__Assignment__.
Give back an exact copy of the lines below, from the first through the line with "Which system is this?"; please stop there.

__Entries shown__.
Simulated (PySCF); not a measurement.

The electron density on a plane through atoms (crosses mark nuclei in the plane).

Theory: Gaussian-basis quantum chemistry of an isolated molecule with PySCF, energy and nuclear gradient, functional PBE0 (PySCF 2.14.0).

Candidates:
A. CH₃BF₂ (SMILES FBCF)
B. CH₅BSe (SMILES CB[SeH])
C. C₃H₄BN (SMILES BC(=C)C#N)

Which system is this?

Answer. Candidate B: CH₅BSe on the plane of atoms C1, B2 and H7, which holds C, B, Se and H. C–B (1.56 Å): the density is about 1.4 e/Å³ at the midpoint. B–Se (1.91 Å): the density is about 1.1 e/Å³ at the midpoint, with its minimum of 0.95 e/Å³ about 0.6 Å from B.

__Answer section__.
Simulated (PySCF); not a measurement.

The electron density on a plane through atoms (crosses mark nuclei in the plane).

Theory: Gaussian-basis quantum chemistry of an isolated molecule with PySCF, energy and nuclear gradient, functional PBE0 (PySCF 2.14.0).

Candidates:
A. CH₃BF₂ (SMILES FBCF)
B. CH₅BSe (SMILES CB[SeH])
C. C₃H₄BN (SMILES BC(=C)C#N)

Which system is this?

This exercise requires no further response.